-- Source data follows --

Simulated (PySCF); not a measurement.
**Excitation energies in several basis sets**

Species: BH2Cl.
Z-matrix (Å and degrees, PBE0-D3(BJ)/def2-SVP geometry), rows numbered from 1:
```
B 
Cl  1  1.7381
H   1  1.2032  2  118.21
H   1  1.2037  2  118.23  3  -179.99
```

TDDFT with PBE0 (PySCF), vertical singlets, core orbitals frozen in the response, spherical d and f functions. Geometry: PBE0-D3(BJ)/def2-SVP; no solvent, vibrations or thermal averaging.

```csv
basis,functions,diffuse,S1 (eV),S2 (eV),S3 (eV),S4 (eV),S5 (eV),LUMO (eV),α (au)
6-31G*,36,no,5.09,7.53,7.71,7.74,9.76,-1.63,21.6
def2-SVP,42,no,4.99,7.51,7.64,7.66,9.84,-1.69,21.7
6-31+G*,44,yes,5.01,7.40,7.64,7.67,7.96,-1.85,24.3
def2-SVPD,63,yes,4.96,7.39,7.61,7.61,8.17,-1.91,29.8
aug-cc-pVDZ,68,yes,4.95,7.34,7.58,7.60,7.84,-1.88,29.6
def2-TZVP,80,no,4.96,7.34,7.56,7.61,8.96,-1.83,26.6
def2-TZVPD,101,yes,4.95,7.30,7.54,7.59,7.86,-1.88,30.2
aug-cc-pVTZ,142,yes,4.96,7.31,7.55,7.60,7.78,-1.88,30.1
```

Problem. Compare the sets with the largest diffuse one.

-- Source data concluded --

## Work order
Could you return exactly the lines above from the line with "several basis sets**" to the line with "TDDFT with PBE0", both included, and nothing else?

## Answer box
**Excitation energies in several basis sets**

Species: BH2Cl.
Z-matrix (Å and degrees, PBE0-D3(BJ)/def2-SVP geometry), rows numbered from 1:
```
B 
Cl  1  1.7381
H   1  1.2032  2  118.21
H   1  1.2037  2  118.23  3  -179.99
```

TDDFT with PBE0 (PySCF), vertical singlets, core orbitals frozen in the response, spherical d and f functions. Geometry: PBE0-D3(BJ)/def2-SVP; no solvent, vibrations or thermal averaging.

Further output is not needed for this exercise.